━━ Study material

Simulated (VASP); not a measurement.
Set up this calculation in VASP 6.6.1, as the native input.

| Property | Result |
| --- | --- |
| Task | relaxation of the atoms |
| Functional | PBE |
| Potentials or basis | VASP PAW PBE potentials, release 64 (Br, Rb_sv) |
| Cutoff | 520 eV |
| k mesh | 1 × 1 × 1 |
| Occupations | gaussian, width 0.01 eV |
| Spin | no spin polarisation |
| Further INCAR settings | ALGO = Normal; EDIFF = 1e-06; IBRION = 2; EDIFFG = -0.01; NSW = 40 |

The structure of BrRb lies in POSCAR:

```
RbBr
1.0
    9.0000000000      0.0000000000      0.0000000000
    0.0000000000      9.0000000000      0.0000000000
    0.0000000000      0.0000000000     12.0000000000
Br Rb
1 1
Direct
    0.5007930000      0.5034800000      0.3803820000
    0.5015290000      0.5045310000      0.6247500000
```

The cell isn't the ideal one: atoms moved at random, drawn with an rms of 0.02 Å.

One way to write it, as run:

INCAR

━━━━

▶ **Task item**:
Copy the data. Make sure every line matches exactly.

▶ **Task answer**:
Simulated (VASP); not a measurement.
Set up this calculation in VASP 6.6.1, as the native input.

| Property | Result |
| --- | --- |
| Task | relaxation of the atoms |
| Functional | PBE |
| Potentials or basis | VASP PAW PBE potentials, release 64 (Br, Rb_sv) |
| Cutoff | 520 eV |
| k mesh | 1 × 1 × 1 |
| Occupations | gaussian, width 0.01 eV |
| Spin | no spin polarisation |
| Further INCAR settings | ALGO = Normal; EDIFF = 1e-06; IBRION = 2; EDIFFG = -0.01; NSW = 40 |

The structure of BrRb lies in POSCAR:

```
RbBr
1.0
    9.0000000000      0.0000000000      0.0000000000
    0.0000000000      9.0000000000      0.0000000000
    0.0000000000      0.0000000000     12.0000000000
Br Rb
1 1
Direct
    0.5007930000      0.5034800000      0.3803820000
    0.5015290000      0.5045310000      0.6247500000
```

The cell isn't the ideal one: atoms moved at random, drawn with an rms of 0.02 Å.

One way to write it, as run:

INCAR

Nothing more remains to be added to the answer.